Material supplied Block Start

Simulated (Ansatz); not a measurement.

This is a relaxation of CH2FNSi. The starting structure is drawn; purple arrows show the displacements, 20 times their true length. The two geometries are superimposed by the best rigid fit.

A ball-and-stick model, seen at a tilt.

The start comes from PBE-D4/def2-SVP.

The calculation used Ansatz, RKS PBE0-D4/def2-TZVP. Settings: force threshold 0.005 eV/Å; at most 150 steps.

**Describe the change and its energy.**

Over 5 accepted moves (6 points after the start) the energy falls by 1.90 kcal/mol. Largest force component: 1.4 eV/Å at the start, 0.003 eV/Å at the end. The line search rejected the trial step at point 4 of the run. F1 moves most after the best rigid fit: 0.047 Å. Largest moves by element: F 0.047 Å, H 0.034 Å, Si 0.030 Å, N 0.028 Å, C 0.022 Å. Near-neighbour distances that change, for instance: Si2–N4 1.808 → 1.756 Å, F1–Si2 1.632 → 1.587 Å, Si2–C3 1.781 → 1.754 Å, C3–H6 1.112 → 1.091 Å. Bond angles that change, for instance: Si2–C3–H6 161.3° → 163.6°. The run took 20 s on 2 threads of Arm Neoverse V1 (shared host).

Material supplied Block End

Restate the listing above in full, exactly.

## [Task output]
Simulated (Ansatz); not a measurement.

This is a relaxation of CH2FNSi. The starting structure is drawn; purple arrows show the displacements, 20 times their true length. The two geometries are superimposed by the best rigid fit.

A ball-and-stick model, seen at a tilt.

The start comes from PBE-D4/def2-SVP.

The calculation used Ansatz, RKS PBE0-D4/def2-TZVP. Settings: force threshold 0.005 eV/Å; at most 150 steps.

**Describe the change and its energy.**

Over 5 accepted moves (6 points after the start) the energy falls by 1.90 kcal/mol. Largest force component: 1.4 eV/Å at the start, 0.003 eV/Å at the end. The line search rejected the trial step at point 4 of the run. F1 moves most after the best rigid fit: 0.047 Å. Largest moves by element: F 0.047 Å, H 0.034 Å, Si 0.030 Å, N 0.028 Å, C 0.022 Å. Near-neighbour distances that change, for instance: Si2–N4 1.808 → 1.756 Å, F1–Si2 1.632 → 1.587 Å, Si2–C3 1.781 → 1.754 Å, C3–H6 1.112 → 1.091 Å. Bond angles that change, for instance: Si2–C3–H6 161.3° → 163.6°. The run took 20 s on 2 threads of Arm Neoverse V1 (shared host).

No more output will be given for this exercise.